** ACTIVITY **
In the records below, find the line that contains "Alike in both" and the line that contains "0.7 | -0.01 |". Set down exactly those lines and every line between them, and nothing more.

** INPUT DATA **
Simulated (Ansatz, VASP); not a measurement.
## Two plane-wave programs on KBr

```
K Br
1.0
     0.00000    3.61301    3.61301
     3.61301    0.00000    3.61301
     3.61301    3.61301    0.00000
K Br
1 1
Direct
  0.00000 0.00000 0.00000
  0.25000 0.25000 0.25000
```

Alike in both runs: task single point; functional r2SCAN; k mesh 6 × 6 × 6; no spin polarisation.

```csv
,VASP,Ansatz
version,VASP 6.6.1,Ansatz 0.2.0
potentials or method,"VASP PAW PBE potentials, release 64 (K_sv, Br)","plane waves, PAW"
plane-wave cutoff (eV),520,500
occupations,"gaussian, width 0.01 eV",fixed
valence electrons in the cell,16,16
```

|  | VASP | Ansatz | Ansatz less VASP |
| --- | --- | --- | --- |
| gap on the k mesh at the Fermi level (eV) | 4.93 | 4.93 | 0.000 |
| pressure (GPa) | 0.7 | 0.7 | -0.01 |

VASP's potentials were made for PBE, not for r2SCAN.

** EXERCISE RESPONSE **
Alike in both runs: task single point; functional r2SCAN; k mesh 6 × 6 × 6; no spin polarisation.

```csv
,VASP,Ansatz
version,VASP 6.6.1,Ansatz 0.2.0
potentials or method,"VASP PAW PBE potentials, release 64 (K_sv, Br)","plane waves, PAW"
plane-wave cutoff (eV),520,500
occupations,"gaussian, width 0.01 eV",fixed
valence electrons in the cell,16,16
```

|  | VASP | Ansatz | Ansatz less VASP |
| --- | --- | --- | --- |
| gap on the k mesh at the Fermi level (eV) | 4.93 | 4.93 | 0.000 |
| pressure (GPa) | 0.7 | 0.7 | -0.01 |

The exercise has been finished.